Assigned task - Set down, please, without alteration, the lines of the entries below from the first through the one containing "Caveats: coarse k mesh.".

────────────────────────────────────────
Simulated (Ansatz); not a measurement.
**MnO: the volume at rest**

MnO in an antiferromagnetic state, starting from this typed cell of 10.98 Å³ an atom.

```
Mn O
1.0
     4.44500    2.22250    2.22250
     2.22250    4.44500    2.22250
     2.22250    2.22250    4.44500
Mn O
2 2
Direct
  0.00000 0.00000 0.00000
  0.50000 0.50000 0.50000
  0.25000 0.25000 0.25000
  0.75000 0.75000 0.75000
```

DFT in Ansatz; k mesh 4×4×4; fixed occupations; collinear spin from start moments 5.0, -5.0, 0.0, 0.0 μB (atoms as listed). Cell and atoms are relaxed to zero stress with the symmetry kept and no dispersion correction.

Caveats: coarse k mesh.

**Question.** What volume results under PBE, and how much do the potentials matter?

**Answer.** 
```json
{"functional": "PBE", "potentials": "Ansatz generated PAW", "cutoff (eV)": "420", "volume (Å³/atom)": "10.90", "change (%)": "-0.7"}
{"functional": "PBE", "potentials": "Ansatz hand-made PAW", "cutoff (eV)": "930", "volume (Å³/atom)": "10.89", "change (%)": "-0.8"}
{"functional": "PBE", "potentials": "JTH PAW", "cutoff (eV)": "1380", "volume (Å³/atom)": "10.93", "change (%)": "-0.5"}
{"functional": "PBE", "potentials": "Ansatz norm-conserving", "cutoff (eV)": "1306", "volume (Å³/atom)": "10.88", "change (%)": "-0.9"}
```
────────────────────────────────────────

Task result -
Simulated (Ansatz); not a measurement.
**MnO: the volume at rest**

MnO in an antiferromagnetic state, starting from this typed cell of 10.98 Å³ an atom.

```
Mn O
1.0
     4.44500    2.22250    2.22250
     2.22250    4.44500    2.22250
     2.22250    2.22250    4.44500
Mn O
2 2
Direct
  0.00000 0.00000 0.00000
  0.50000 0.50000 0.50000
  0.25000 0.25000 0.25000
  0.75000 0.75000 0.75000
```

DFT in Ansatz; k mesh 4×4×4; fixed occupations; collinear spin from start moments 5.0, -5.0, 0.0, 0.0 μB (atoms as listed). Cell and atoms are relaxed to zero stress with the symmetry kept and no dispersion correction.

Caveats: coarse k mesh.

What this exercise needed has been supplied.